__Source information__.
^^^^^^^^
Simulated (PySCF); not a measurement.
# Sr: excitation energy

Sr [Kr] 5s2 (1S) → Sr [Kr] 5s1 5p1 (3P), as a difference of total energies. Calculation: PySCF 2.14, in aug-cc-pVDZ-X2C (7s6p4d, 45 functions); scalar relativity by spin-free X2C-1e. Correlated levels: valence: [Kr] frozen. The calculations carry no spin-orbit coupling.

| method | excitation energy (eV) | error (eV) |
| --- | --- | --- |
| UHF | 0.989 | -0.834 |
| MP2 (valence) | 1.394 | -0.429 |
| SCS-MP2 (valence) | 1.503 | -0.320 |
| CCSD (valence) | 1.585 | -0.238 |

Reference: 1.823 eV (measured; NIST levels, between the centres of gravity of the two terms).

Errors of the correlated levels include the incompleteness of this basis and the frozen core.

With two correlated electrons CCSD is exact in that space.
^^^^^^^^

__Work item__.
From the first line of the data through the line with "Errors of the", quote each line exactly and add nothing else.

__Task answer__.
Simulated (PySCF); not a measurement.
# Sr: excitation energy

Sr [Kr] 5s2 (1S) → Sr [Kr] 5s1 5p1 (3P), as a difference of total energies. Calculation: PySCF 2.14, in aug-cc-pVDZ-X2C (7s6p4d, 45 functions); scalar relativity by spin-free X2C-1e. Correlated levels: valence: [Kr] frozen. The calculations carry no spin-orbit coupling.

| method | excitation energy (eV) | error (eV) |
| --- | --- | --- |
| UHF | 0.989 | -0.834 |
| MP2 (valence) | 1.394 | -0.429 |
| SCS-MP2 (valence) | 1.503 | -0.320 |
| CCSD (valence) | 1.585 | -0.238 |

Reference: 1.823 eV (measured; NIST levels, between the centres of gravity of the two terms).

Errors of the correlated levels include the incompleteness of this basis and the frozen core.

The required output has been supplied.